====== Source material ======

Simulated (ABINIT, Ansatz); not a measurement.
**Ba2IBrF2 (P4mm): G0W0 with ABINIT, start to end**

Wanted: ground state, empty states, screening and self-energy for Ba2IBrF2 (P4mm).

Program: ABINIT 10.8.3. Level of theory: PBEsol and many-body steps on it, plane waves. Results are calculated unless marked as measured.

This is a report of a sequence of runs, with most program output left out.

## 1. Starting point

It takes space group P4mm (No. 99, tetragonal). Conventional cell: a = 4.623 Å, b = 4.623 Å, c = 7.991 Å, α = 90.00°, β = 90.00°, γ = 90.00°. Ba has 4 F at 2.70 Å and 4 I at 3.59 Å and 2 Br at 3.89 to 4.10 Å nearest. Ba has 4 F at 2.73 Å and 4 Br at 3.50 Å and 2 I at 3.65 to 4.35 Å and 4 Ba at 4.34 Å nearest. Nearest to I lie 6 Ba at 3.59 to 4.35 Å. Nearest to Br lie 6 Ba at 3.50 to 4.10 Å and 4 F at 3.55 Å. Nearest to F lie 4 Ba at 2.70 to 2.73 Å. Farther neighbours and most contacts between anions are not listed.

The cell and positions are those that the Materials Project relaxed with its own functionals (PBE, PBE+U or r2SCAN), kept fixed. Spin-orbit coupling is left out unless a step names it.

======

- Work item
Print all of the data exactly as it was given.

- Reply
Simulated (ABINIT, Ansatz); not a measurement.
**Ba2IBrF2 (P4mm): G0W0 with ABINIT, start to end**

Wanted: ground state, empty states, screening and self-energy for Ba2IBrF2 (P4mm).

Program: ABINIT 10.8.3. Level of theory: PBEsol and many-body steps on it, plane waves. Results are calculated unless marked as measured.

This is a report of a sequence of runs, with most program output left out.

## 1. Starting point

It takes space group P4mm (No. 99, tetragonal). Conventional cell: a = 4.623 Å, b = 4.623 Å, c = 7.991 Å, α = 90.00°, β = 90.00°, γ = 90.00°. Ba has 4 F at 2.70 Å and 4 I at 3.59 Å and 2 Br at 3.89 to 4.10 Å nearest. Ba has 4 F at 2.73 Å and 4 Br at 3.50 Å and 2 I at 3.65 to 4.35 Å and 4 Ba at 4.34 Å nearest. Nearest to I lie 6 Ba at 3.59 to 4.35 Å. Nearest to Br lie 6 Ba at 3.50 to 4.10 Å and 4 F at 3.55 Å. Nearest to F lie 4 Ba at 2.70 to 2.73 Å. Farther neighbours and most contacts between anions are not listed.

The cell and positions are those that the Materials Project relaxed with its own functionals (PBE, PBE+U or r2SCAN), kept fixed. Spin-orbit coupling is left out unless a step names it.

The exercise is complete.